# Given information
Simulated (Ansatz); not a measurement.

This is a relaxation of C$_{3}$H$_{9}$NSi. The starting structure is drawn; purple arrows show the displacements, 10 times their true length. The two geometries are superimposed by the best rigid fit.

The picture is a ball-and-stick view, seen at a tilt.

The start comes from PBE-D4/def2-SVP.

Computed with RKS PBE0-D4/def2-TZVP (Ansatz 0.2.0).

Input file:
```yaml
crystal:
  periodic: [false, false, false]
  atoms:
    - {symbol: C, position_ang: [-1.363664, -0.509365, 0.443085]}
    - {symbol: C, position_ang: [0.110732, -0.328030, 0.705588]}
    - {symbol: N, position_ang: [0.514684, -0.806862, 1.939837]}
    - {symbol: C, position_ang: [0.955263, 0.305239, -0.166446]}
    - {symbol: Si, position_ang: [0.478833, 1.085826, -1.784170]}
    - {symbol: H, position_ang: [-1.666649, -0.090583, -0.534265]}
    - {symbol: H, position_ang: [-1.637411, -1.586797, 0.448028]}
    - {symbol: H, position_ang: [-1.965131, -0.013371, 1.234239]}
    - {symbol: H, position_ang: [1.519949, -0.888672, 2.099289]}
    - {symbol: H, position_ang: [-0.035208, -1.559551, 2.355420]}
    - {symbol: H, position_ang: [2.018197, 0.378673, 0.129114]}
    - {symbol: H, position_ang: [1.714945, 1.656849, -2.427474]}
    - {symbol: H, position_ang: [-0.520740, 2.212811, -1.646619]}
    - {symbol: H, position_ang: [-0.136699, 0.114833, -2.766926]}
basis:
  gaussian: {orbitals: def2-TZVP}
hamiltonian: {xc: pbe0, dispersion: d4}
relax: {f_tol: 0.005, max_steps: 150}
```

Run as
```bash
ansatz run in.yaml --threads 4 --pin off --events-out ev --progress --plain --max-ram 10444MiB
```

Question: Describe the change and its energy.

# Task item
The lines from the beginning of the records through the line containing "The picture is" should be reproduced exactly. Include nothing else.

# Task result
Simulated (Ansatz); not a measurement.

This is a relaxation of C$_{3}$H$_{9}$NSi. The starting structure is drawn; purple arrows show the displacements, 10 times their true length. The two geometries are superimposed by the best rigid fit.

The picture is a ball-and-stick view, seen at a tilt.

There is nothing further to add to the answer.